## Task item
Set down word for word the lines that begin the entries and run through the line containing "The widest spread". Give nothing further.

## Data for review
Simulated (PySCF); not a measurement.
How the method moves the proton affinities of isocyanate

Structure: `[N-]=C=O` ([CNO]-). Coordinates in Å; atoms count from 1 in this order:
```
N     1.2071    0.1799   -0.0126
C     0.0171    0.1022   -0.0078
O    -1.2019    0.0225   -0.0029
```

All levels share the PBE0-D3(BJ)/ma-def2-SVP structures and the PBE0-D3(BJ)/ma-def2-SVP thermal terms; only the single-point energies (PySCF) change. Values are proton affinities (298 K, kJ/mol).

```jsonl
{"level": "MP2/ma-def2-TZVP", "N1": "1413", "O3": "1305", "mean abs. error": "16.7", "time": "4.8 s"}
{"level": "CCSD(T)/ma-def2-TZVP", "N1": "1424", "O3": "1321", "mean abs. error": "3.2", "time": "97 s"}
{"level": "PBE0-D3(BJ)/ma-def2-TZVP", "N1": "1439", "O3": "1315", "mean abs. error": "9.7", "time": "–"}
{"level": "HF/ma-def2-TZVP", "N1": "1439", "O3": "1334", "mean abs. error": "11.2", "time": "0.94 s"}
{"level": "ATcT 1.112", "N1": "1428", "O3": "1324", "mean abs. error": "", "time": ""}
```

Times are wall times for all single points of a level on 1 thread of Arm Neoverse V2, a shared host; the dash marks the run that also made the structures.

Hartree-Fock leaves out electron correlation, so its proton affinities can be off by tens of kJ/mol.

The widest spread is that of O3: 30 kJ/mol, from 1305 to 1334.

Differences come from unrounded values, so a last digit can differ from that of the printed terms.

## Response
Simulated (PySCF); not a measurement.
How the method moves the proton affinities of isocyanate

Structure: `[N-]=C=O` ([CNO]-). Coordinates in Å; atoms count from 1 in this order:
```
N     1.2071    0.1799   -0.0126
C     0.0171    0.1022   -0.0078
O    -1.2019    0.0225   -0.0029
```

All levels share the PBE0-D3(BJ)/ma-def2-SVP structures and the PBE0-D3(BJ)/ma-def2-SVP thermal terms; only the single-point energies (PySCF) change. Values are proton affinities (298 K, kJ/mol).

```jsonl
{"level": "MP2/ma-def2-TZVP", "N1": "1413", "O3": "1305", "mean abs. error": "16.7", "time": "4.8 s"}
{"level": "CCSD(T)/ma-def2-TZVP", "N1": "1424", "O3": "1321", "mean abs. error": "3.2", "time": "97 s"}
{"level": "PBE0-D3(BJ)/ma-def2-TZVP", "N1": "1439", "O3": "1315", "mean abs. error": "9.7", "time": "–"}
{"level": "HF/ma-def2-TZVP", "N1": "1439", "O3": "1334", "mean abs. error": "11.2", "time": "0.94 s"}
{"level": "ATcT 1.112", "N1": "1428", "O3": "1324", "mean abs. error": "", "time": ""}
```

Times are wall times for all single points of a level on 1 thread of Arm Neoverse V2, a shared host; the dash marks the run that also made the structures.

Hartree-Fock leaves out electron correlation, so its proton affinities can be off by tens of kJ/mol.

The widest spread is that of O3: 30 kJ/mol, from 1305 to 1334.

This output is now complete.